+ + + + +

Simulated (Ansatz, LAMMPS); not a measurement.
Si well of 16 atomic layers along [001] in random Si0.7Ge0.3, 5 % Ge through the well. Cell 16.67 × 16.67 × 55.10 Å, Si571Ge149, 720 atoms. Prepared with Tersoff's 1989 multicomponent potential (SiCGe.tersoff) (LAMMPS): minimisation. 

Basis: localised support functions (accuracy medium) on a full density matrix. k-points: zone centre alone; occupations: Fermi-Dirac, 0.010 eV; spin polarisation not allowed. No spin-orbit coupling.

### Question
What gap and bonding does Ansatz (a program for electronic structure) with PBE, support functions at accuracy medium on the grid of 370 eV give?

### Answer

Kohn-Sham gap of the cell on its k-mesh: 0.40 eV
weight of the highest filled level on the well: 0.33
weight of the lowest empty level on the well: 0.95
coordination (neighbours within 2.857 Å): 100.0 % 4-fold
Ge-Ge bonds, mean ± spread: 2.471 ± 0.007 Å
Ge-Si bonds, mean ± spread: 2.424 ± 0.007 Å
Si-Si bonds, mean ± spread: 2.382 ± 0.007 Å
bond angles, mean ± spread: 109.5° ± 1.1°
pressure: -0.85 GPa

+ + + + +

REQUIREMENT: What you return should be exactly the lines above, starting at the one with "Basis: localised support" and ending at the one with "What gap and", and nothing else.

WRITTEN SOLUTION:
Basis: localised support functions (accuracy medium) on a full density matrix. k-points: zone centre alone; occupations: Fermi-Dirac, 0.010 eV; spin polarisation not allowed. No spin-orbit coupling.

### Question
What gap and bonding does Ansatz (a program for electronic structure) with PBE, support functions at accuracy medium on the grid of 370 eV give?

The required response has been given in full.